Start of Records shown

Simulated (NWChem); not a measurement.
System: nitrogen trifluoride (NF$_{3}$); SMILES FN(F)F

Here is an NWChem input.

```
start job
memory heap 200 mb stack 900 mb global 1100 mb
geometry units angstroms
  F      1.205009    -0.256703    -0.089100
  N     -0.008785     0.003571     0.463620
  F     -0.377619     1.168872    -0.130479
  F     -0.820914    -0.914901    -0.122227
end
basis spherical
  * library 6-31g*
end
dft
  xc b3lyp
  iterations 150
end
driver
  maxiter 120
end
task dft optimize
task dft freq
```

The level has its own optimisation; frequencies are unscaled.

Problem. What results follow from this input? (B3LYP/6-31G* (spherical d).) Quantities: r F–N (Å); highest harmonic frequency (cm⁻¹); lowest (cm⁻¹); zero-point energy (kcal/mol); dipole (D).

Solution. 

End of Records shown

◆ Requirement
Copy the data exactly. Leave nothing out.

◆ Written answer
Simulated (NWChem); not a measurement.
System: nitrogen trifluoride (NF$_{3}$); SMILES FN(F)F

Here is an NWChem input.

```
start job
memory heap 200 mb stack 900 mb global 1100 mb
geometry units angstroms
  F      1.205009    -0.256703    -0.089100
  N     -0.008785     0.003571     0.463620
  F     -0.377619     1.168872    -0.130479
  F     -0.820914    -0.914901    -0.122227
end
basis spherical
  * library 6-31g*
end
dft
  xc b3lyp
  iterations 150
end
driver
  maxiter 120
end
task dft optimize
task dft freq
```

The level has its own optimisation; frequencies are unscaled.

Problem. What results follow from this input? (B3LYP/6-31G* (spherical d).) Quantities: r F–N (Å); highest harmonic frequency (cm⁻¹); lowest (cm⁻¹); zero-point energy (kcal/mol); dipole (D).

Solution. 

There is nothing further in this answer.